BRIEF >> Produce an exact copy of the first line of the data below and each line after it, please, up to and including the one with "This step: PBEsol;".

DATA LISTING >>
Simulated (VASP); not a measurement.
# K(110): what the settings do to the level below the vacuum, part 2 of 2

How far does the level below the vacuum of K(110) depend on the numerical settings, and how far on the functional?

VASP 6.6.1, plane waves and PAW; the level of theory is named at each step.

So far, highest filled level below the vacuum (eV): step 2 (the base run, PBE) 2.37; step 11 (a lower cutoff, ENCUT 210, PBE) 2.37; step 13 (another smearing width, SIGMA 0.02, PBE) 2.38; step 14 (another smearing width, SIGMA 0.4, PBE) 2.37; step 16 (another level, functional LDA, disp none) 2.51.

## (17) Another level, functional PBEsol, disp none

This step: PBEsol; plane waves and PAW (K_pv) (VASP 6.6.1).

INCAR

RESPONSE >>
Simulated (VASP); not a measurement.
# K(110): what the settings do to the level below the vacuum, part 2 of 2

How far does the level below the vacuum of K(110) depend on the numerical settings, and how far on the functional?

VASP 6.6.1, plane waves and PAW; the level of theory is named at each step.

So far, highest filled level below the vacuum (eV): step 2 (the base run, PBE) 2.37; step 11 (a lower cutoff, ENCUT 210, PBE) 2.37; step 13 (another smearing width, SIGMA 0.02, PBE) 2.38; step 14 (another smearing width, SIGMA 0.4, PBE) 2.37; step 16 (another level, functional LDA, disp none) 2.51.

## (17) Another level, functional PBEsol, disp none

This step: PBEsol; plane waves and PAW (K_pv) (VASP 6.6.1).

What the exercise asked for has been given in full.